◆ Data to examine
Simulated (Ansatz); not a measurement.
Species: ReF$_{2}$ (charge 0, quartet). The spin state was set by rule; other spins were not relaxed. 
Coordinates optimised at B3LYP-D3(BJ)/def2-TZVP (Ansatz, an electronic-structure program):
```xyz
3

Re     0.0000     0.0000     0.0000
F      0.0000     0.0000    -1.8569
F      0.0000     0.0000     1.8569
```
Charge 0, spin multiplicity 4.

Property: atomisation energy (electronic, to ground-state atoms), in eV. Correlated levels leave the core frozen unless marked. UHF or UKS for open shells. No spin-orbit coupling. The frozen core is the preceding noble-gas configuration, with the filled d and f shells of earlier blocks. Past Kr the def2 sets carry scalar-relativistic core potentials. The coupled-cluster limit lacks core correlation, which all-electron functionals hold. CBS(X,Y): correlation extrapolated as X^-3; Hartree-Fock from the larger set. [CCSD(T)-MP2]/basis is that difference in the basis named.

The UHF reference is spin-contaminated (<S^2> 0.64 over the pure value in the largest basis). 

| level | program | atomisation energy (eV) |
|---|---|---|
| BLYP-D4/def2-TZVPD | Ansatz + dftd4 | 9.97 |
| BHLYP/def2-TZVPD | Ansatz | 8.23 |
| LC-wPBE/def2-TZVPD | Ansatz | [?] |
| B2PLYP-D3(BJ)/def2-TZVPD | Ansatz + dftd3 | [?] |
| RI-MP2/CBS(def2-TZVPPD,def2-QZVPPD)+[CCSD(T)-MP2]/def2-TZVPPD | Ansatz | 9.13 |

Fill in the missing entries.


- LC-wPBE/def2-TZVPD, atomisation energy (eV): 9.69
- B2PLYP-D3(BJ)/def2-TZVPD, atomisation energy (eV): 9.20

◆ Brief
What do the lines of the material read, from the first through the line with "- LC-wPBE/def2-TZVPD, atomisation"? Transcribe them exactly and stop there.

◆ Task response
Simulated (Ansatz); not a measurement.
Species: ReF$_{2}$ (charge 0, quartet). The spin state was set by rule; other spins were not relaxed. 
Coordinates optimised at B3LYP-D3(BJ)/def2-TZVP (Ansatz, an electronic-structure program):
```xyz
3

Re     0.0000     0.0000     0.0000
F      0.0000     0.0000    -1.8569
F      0.0000     0.0000     1.8569
```
Charge 0, spin multiplicity 4.

Property: atomisation energy (electronic, to ground-state atoms), in eV. Correlated levels leave the core frozen unless marked. UHF or UKS for open shells. No spin-orbit coupling. The frozen core is the preceding noble-gas configuration, with the filled d and f shells of earlier blocks. Past Kr the def2 sets carry scalar-relativistic core potentials. The coupled-cluster limit lacks core correlation, which all-electron functionals hold. CBS(X,Y): correlation extrapolated as X^-3; Hartree-Fock from the larger set. [CCSD(T)-MP2]/basis is that difference in the basis named.

The UHF reference is spin-contaminated (<S^2> 0.64 over the pure value in the largest basis). 

| level | program | atomisation energy (eV) |
|---|---|---|
| BLYP-D4/def2-TZVPD | Ansatz + dftd4 | 9.97 |
| BHLYP/def2-TZVPD | Ansatz | 8.23 |
| LC-wPBE/def2-TZVPD | Ansatz | [?] |
| B2PLYP-D3(BJ)/def2-TZVPD | Ansatz + dftd3 | [?] |
| RI-MP2/CBS(def2-TZVPPD,def2-QZVPPD)+[CCSD(T)-MP2]/def2-TZVPPD | Ansatz | 9.13 |

Fill in the missing entries.


- LC-wPBE/def2-TZVPD, atomisation energy (eV): 9.69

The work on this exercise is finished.